## Work order:
Reproduce the opening lines of the records exactly, please, stopping after the line that contains "All runs: NWChem.".

————
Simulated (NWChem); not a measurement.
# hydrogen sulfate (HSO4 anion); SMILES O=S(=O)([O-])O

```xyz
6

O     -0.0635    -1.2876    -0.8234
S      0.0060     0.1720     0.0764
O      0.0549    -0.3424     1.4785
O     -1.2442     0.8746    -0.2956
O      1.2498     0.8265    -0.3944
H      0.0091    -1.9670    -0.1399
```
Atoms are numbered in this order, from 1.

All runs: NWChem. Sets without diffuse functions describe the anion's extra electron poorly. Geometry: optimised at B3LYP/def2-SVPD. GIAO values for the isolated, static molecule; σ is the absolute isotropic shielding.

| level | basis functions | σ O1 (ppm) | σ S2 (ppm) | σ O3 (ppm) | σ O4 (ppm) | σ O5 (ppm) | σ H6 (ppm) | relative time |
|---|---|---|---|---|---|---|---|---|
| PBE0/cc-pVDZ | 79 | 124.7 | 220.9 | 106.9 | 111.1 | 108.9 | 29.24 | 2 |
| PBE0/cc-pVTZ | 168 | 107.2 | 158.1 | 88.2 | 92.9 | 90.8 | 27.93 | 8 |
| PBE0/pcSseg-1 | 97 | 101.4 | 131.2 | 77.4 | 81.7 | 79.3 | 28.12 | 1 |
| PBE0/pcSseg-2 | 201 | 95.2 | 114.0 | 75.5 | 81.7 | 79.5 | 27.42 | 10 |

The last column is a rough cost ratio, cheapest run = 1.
————

## Solution:
Simulated (NWChem); not a measurement.
# hydrogen sulfate (HSO4 anion); SMILES O=S(=O)([O-])O

```xyz
6

O     -0.0635    -1.2876    -0.8234
S      0.0060     0.1720     0.0764
O      0.0549    -0.3424     1.4785
O     -1.2442     0.8746    -0.2956
O      1.2498     0.8265    -0.3944
H      0.0091    -1.9670    -0.1399
```
Atoms are numbered in this order, from 1.

All runs: NWChem. Sets without diffuse functions describe the anion's extra electron poorly. Geometry: optimised at B3LYP/def2-SVPD. GIAO values for the isolated, static molecule; σ is the absolute isotropic shielding.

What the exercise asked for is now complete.